(Source material):
┏━━

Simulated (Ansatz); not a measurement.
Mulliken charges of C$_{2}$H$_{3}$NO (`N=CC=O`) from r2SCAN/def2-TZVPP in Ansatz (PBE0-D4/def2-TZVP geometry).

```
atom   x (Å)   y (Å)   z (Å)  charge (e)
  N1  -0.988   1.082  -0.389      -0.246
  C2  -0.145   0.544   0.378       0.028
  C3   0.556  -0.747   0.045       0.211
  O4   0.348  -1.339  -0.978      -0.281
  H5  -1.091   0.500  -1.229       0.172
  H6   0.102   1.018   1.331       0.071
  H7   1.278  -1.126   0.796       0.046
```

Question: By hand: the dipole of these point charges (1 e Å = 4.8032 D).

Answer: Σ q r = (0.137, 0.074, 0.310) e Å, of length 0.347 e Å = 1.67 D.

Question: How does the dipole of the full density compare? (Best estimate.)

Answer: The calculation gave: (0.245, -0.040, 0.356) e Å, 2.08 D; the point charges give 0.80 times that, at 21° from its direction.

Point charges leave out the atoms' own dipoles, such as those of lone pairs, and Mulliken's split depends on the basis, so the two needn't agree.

┗━━

(Work task): Set down exactly the lines above that run from the start of the listing to the line with "Question: How does". Leave out every later line.

(Response):
Simulated (Ansatz); not a measurement.
Mulliken charges of C$_{2}$H$_{3}$NO (`N=CC=O`) from r2SCAN/def2-TZVPP in Ansatz (PBE0-D4/def2-TZVP geometry).

```
atom   x (Å)   y (Å)   z (Å)  charge (e)
  N1  -0.988   1.082  -0.389      -0.246
  C2  -0.145   0.544   0.378       0.028
  C3   0.556  -0.747   0.045       0.211
  O4   0.348  -1.339  -0.978      -0.281
  H5  -1.091   0.500  -1.229       0.172
  H6   0.102   1.018   1.331       0.071
  H7   1.278  -1.126   0.796       0.046
```

Question: By hand: the dipole of these point charges (1 e Å = 4.8032 D).

Answer: Σ q r = (0.137, 0.074, 0.310) e Å, of length 0.347 e Å = 1.67 D.

Question: How does the dipole of the full density compare? (Best estimate.)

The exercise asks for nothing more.